### BRIEF
Of the entries below, return only those lines from the line with "Structure used (GFN2-xTB), in" to the line with "Density: PBE0/pcSseg-1 (PySCF);", exactly, both included.

════════

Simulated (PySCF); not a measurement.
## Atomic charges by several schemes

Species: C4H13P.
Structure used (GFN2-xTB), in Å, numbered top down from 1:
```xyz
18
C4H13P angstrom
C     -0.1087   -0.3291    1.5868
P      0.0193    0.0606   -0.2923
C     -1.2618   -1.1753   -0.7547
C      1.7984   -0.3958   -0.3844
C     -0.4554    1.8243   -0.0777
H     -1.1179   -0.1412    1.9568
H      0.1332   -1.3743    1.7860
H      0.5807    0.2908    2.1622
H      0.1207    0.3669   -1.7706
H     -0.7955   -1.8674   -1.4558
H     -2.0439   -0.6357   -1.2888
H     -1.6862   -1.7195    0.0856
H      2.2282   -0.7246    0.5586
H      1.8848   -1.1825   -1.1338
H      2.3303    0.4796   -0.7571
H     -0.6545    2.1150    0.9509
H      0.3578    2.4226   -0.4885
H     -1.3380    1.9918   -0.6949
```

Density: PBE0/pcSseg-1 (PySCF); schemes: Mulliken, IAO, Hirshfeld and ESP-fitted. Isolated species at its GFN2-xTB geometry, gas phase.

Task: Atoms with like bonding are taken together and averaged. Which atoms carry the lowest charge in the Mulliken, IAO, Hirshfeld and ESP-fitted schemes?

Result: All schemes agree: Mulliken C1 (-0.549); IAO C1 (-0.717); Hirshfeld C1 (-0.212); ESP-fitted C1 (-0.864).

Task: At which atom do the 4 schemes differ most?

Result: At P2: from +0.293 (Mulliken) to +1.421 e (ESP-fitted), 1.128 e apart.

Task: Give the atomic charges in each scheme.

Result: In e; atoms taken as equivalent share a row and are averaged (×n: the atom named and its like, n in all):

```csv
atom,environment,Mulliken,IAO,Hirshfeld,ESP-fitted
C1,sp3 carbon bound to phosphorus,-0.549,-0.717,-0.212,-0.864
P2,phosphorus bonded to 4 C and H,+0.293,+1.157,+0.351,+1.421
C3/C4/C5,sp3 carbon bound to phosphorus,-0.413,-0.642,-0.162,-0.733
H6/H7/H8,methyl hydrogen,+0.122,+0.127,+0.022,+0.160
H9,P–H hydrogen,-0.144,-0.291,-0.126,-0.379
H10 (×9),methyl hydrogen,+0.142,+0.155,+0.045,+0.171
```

════════

### REPLY
Structure used (GFN2-xTB), in Å, numbered top down from 1:
```xyz
18
C4H13P angstrom
C     -0.1087   -0.3291    1.5868
P      0.0193    0.0606   -0.2923
C     -1.2618   -1.1753   -0.7547
C      1.7984   -0.3958   -0.3844
C     -0.4554    1.8243   -0.0777
H     -1.1179   -0.1412    1.9568
H      0.1332   -1.3743    1.7860
H      0.5807    0.2908    2.1622
H      0.1207    0.3669   -1.7706
H     -0.7955   -1.8674   -1.4558
H     -2.0439   -0.6357   -1.2888
H     -1.6862   -1.7195    0.0856
H      2.2282   -0.7246    0.5586
H      1.8848   -1.1825   -1.1338
H      2.3303    0.4796   -0.7571
H     -0.6545    2.1150    0.9509
H      0.3578    2.4226   -0.4885
H     -1.3380    1.9918   -0.6949
```

Density: PBE0/pcSseg-1 (PySCF); schemes: Mulliken, IAO, Hirshfeld and ESP-fitted. Isolated species at its GFN2-xTB geometry, gas phase.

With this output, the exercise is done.